### DATA TO EXAMINE
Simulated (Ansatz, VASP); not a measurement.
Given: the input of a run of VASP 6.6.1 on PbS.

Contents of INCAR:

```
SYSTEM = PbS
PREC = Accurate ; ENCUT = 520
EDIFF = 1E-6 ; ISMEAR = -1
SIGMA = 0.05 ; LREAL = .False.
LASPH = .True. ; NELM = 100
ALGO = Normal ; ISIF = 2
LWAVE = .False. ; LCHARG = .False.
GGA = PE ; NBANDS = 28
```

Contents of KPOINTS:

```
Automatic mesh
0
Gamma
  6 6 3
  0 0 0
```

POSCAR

### WORK INSTRUCTION
Transcribe every record verbatim.

### TASK RESULT
Simulated (Ansatz, VASP); not a measurement.
Given: the input of a run of VASP 6.6.1 on PbS.

Contents of INCAR:

```
SYSTEM = PbS
PREC = Accurate ; ENCUT = 520
EDIFF = 1E-6 ; ISMEAR = -1
SIGMA = 0.05 ; LREAL = .False.
LASPH = .True. ; NELM = 100
ALGO = Normal ; ISIF = 2
LWAVE = .False. ; LCHARG = .False.
GGA = PE ; NBANDS = 28
```

Contents of KPOINTS:

```
Automatic mesh
0
Gamma
  6 6 3
  0 0 0
```

POSCAR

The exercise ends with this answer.